------

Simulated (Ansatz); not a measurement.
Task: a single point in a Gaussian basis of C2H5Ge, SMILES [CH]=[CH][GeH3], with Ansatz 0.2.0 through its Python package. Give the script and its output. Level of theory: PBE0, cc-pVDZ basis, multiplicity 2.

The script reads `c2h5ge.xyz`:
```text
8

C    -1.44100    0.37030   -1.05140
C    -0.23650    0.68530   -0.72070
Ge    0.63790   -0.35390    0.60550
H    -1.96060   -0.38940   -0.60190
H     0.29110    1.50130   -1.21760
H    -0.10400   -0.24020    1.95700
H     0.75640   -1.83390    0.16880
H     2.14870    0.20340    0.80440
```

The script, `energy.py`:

------

Transcribe the full listing exactly, leaving out no line.

Simulated (Ansatz); not a measurement.
Task: a single point in a Gaussian basis of C2H5Ge, SMILES [CH]=[CH][GeH3], with Ansatz 0.2.0 through its Python package. Give the script and its output. Level of theory: PBE0, cc-pVDZ basis, multiplicity 2.

The script reads `c2h5ge.xyz`:
```text
8

C    -1.44100    0.37030   -1.05140
C    -0.23650    0.68530   -0.72070
Ge    0.63790   -0.35390    0.60550
H    -1.96060   -0.38940   -0.60190
H     0.29110    1.50130   -1.21760
H    -0.10400   -0.24020    1.95700
H     0.75640   -1.83390    0.16880
H     2.14870    0.20340    0.80440
```

The script, `energy.py`:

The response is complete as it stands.